START PROVIDED INFORMATION

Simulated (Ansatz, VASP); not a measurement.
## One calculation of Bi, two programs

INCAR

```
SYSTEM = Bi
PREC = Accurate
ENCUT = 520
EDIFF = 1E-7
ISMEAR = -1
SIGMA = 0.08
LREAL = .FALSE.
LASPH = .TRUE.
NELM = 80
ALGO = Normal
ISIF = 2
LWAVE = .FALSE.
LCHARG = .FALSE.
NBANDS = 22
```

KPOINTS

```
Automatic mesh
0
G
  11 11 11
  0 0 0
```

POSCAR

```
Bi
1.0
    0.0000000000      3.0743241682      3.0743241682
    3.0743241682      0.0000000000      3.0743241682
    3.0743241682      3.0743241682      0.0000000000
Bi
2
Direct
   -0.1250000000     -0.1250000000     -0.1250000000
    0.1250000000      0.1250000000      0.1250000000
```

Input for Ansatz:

END PROVIDED INFORMATION

## REQUIREMENT
Reproduce the listing above verbatim.

## TASK OUTPUT
Simulated (Ansatz, VASP); not a measurement.
## One calculation of Bi, two programs

INCAR

```
SYSTEM = Bi
PREC = Accurate
ENCUT = 520
EDIFF = 1E-7
ISMEAR = -1
SIGMA = 0.08
LREAL = .FALSE.
LASPH = .TRUE.
NELM = 80
ALGO = Normal
ISIF = 2
LWAVE = .FALSE.
LCHARG = .FALSE.
NBANDS = 22
```

KPOINTS

```
Automatic mesh
0
G
  11 11 11
  0 0 0
```

POSCAR

```
Bi
1.0
    0.0000000000      3.0743241682      3.0743241682
    3.0743241682      0.0000000000      3.0743241682
    3.0743241682      3.0743241682      0.0000000000
Bi
2
Direct
   -0.1250000000     -0.1250000000     -0.1250000000
    0.1250000000      0.1250000000      0.1250000000
```

Input for Ansatz:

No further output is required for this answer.